++++ GIVEN INFORMATION
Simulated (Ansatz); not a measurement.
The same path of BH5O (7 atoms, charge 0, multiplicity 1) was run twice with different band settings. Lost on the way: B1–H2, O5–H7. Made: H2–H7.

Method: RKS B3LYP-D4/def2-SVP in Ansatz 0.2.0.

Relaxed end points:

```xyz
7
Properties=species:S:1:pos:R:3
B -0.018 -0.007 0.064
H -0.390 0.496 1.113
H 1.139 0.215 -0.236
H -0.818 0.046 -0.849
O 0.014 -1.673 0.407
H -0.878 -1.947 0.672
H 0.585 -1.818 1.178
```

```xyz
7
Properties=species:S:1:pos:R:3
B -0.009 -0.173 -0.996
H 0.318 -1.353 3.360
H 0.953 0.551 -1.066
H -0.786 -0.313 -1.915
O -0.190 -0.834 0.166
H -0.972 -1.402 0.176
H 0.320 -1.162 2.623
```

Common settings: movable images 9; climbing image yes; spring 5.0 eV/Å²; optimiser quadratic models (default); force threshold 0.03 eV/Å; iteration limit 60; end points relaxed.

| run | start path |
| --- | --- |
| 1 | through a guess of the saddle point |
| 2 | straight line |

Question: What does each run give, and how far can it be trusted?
++++++++

WORK INSTRUCTION: Could you reproduce exactly the lines of the entries above, from the one with "Common settings: movable" through the one with "straight line |", and nothing else?

RESPONSE BOX:
Common settings: movable images 9; climbing image yes; spring 5.0 eV/Å²; optimiser quadratic models (default); force threshold 0.03 eV/Å; iteration limit 60; end points relaxed.

| run | start path |
| --- | --- |
| 1 | through a guess of the saddle point |
| 2 | straight line |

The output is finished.